━━━ EXTRACTED RECORDS ━━━

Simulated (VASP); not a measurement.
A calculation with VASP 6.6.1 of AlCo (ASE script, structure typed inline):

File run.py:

━━━

• **ASSIGNED TASK**:
Could you return all the data above exactly as it appears?

• **ANSWER SPACE**:
Simulated (VASP); not a measurement.
A calculation with VASP 6.6.1 of AlCo (ASE script, structure typed inline):

File run.py:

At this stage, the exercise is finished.